::::::::

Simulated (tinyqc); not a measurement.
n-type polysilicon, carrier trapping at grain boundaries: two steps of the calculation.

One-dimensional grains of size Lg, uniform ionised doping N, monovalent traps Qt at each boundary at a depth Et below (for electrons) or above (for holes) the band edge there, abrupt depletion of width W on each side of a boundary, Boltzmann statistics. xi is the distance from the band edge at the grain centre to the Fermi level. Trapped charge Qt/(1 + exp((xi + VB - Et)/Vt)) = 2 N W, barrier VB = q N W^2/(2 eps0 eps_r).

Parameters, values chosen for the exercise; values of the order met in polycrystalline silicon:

::::::::

## WORK ITEM
Each line of the records should be repeated exactly as it stands.

## RESPONSE
Simulated (tinyqc); not a measurement.
n-type polysilicon, carrier trapping at grain boundaries: two steps of the calculation.

One-dimensional grains of size Lg, uniform ionised doping N, monovalent traps Qt at each boundary at a depth Et below (for electrons) or above (for holes) the band edge there, abrupt depletion of width W on each side of a boundary, Boltzmann statistics. xi is the distance from the band edge at the grain centre to the Fermi level. Trapped charge Qt/(1 + exp((xi + VB - Et)/Vt)) = 2 N W, barrier VB = q N W^2/(2 eps0 eps_r).

Parameters, values chosen for the exercise; values of the order met in polycrystalline silicon:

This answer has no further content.